START Excerpted records

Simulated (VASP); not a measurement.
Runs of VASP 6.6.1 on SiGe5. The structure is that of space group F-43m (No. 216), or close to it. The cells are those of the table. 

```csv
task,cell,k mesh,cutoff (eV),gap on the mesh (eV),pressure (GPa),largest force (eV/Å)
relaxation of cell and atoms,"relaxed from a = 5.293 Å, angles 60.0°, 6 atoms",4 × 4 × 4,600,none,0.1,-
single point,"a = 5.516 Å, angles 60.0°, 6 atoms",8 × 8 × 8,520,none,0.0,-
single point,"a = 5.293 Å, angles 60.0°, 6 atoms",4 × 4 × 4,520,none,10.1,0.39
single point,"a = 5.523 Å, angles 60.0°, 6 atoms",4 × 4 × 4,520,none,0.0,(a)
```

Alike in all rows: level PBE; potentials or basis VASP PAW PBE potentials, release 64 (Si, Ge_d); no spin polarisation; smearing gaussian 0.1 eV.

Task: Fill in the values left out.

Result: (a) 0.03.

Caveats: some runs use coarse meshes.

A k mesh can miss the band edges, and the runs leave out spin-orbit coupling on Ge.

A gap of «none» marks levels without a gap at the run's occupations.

END Excerpted records

Action item
Transcribe, exactly and without additions, the lines of the records above, beginning with the line that contains "Alike in all" and ending with the line that contains "A k mesh can", both included.

Answer area
Alike in all rows: level PBE; potentials or basis VASP PAW PBE potentials, release 64 (Si, Ge_d); no spin polarisation; smearing gaussian 0.1 eV.

Task: Fill in the values left out.

Result: (a) 0.03.

Caveats: some runs use coarse meshes.

A k mesh can miss the band edges, and the runs leave out spin-orbit coupling on Ge.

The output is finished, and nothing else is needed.